______
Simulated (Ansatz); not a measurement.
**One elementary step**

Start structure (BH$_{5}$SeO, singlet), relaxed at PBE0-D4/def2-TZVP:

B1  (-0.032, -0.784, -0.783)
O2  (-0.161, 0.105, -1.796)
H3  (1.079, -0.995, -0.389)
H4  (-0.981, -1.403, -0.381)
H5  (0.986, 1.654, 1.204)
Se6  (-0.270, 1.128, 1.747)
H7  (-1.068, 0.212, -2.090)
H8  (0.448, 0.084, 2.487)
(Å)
______

Every record must be transcribed exactly, with no line skipped.

Simulated (Ansatz); not a measurement.
**One elementary step**

Start structure (BH$_{5}$SeO, singlet), relaxed at PBE0-D4/def2-TZVP:

B1  (-0.032, -0.784, -0.783)
O2  (-0.161, 0.105, -1.796)
H3  (1.079, -0.995, -0.389)
H4  (-0.981, -1.403, -0.381)
H5  (0.986, 1.654, 1.204)
Se6  (-0.270, 1.128, 1.747)
H7  (-1.068, 0.212, -2.090)
H8  (0.448, 0.084, 2.487)
(Å)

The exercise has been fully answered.